GIVEN ENTRIES:
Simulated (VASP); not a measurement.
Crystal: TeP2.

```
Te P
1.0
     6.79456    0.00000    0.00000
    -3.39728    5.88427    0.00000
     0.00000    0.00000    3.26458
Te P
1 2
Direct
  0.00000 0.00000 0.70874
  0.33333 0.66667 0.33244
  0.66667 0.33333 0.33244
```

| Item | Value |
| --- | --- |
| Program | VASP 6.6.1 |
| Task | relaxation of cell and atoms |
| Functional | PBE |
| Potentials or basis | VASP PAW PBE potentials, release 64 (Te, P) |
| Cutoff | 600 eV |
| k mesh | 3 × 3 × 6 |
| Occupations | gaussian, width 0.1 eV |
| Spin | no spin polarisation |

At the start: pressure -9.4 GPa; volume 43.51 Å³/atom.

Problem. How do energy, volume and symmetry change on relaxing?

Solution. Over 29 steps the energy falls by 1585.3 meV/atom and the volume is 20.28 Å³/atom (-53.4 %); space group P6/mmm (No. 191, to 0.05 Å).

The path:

TASK ITEM:
Word for word, transcribe all of the entries shown above.

RESPONSE BOX:
Simulated (VASP); not a measurement.
Crystal: TeP2.

```
Te P
1.0
     6.79456    0.00000    0.00000
    -3.39728    5.88427    0.00000
     0.00000    0.00000    3.26458
Te P
1 2
Direct
  0.00000 0.00000 0.70874
  0.33333 0.66667 0.33244
  0.66667 0.33333 0.33244
```

| Item | Value |
| --- | --- |
| Program | VASP 6.6.1 |
| Task | relaxation of cell and atoms |
| Functional | PBE |
| Potentials or basis | VASP PAW PBE potentials, release 64 (Te, P) |
| Cutoff | 600 eV |
| k mesh | 3 × 3 × 6 |
| Occupations | gaussian, width 0.1 eV |
| Spin | no spin polarisation |

At the start: pressure -9.4 GPa; volume 43.51 Å³/atom.

Problem. How do energy, volume and symmetry change on relaxing?

Solution. Over 29 steps the energy falls by 1585.3 meV/atom and the volume is 20.28 Å³/atom (-53.4 %); space group P6/mmm (No. 191, to 0.05 Å).

The path:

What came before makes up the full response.